(Supplied data begins)

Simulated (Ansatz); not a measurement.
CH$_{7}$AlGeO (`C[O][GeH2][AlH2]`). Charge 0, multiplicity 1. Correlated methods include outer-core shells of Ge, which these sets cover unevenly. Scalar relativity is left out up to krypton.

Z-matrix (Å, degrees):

(Supplied data ends)

▶ _Action item_: Take the listing above and set it down exactly.

▶ _Task solution_:
Simulated (Ansatz); not a measurement.
CH$_{7}$AlGeO (`C[O][GeH2][AlH2]`). Charge 0, multiplicity 1. Correlated methods include outer-core shells of Ge, which these sets cover unevenly. Scalar relativity is left out up to krypton.

Z-matrix (Å, degrees):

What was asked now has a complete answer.